Below are some records; return all of them exactly as they are.

── INFORMATION SHOWN

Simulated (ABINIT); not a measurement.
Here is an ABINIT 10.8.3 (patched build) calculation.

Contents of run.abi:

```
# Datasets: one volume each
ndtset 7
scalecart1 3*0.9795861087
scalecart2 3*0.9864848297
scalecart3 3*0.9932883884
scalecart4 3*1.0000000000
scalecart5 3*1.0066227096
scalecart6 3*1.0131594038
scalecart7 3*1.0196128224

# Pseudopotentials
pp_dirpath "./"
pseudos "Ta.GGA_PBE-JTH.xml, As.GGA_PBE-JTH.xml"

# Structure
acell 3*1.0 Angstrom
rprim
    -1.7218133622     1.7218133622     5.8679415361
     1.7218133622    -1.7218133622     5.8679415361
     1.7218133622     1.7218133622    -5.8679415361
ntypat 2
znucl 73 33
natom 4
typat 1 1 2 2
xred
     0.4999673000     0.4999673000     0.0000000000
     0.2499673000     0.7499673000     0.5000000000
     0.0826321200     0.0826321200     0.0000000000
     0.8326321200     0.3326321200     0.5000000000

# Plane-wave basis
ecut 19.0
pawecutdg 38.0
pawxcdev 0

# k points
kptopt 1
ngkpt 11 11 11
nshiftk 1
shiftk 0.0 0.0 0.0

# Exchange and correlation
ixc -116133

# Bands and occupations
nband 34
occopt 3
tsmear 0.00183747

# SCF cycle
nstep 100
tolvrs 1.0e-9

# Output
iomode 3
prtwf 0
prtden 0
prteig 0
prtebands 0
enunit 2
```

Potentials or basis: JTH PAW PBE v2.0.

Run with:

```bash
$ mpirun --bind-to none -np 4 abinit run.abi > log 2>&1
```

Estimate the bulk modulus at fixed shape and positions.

────

YOUR RESPONSE
Simulated (ABINIT); not a measurement.
Here is an ABINIT 10.8.3 (patched build) calculation.

Contents of run.abi:

```
# Datasets: one volume each
ndtset 7
scalecart1 3*0.9795861087
scalecart2 3*0.9864848297
scalecart3 3*0.9932883884
scalecart4 3*1.0000000000
scalecart5 3*1.0066227096
scalecart6 3*1.0131594038
scalecart7 3*1.0196128224

# Pseudopotentials
pp_dirpath "./"
pseudos "Ta.GGA_PBE-JTH.xml, As.GGA_PBE-JTH.xml"

# Structure
acell 3*1.0 Angstrom
rprim
    -1.7218133622     1.7218133622     5.8679415361
     1.7218133622    -1.7218133622     5.8679415361
     1.7218133622     1.7218133622    -5.8679415361
ntypat 2
znucl 73 33
natom 4
typat 1 1 2 2
xred
     0.4999673000     0.4999673000     0.0000000000
     0.2499673000     0.7499673000     0.5000000000
     0.0826321200     0.0826321200     0.0000000000
     0.8326321200     0.3326321200     0.5000000000

# Plane-wave basis
ecut 19.0
pawecutdg 38.0
pawxcdev 0

# k points
kptopt 1
ngkpt 11 11 11
nshiftk 1
shiftk 0.0 0.0 0.0

# Exchange and correlation
ixc -116133

# Bands and occupations
nband 34
occopt 3
tsmear 0.00183747

# SCF cycle
nstep 100
tolvrs 1.0e-9

# Output
iomode 3
prtwf 0
prtden 0
prteig 0
prtebands 0
enunit 2
```

Potentials or basis: JTH PAW PBE v2.0.

Run with:

```bash
$ mpirun --bind-to none -np 4 abinit run.abi > log 2>&1
```

Estimate the bulk modulus at fixed shape and positions.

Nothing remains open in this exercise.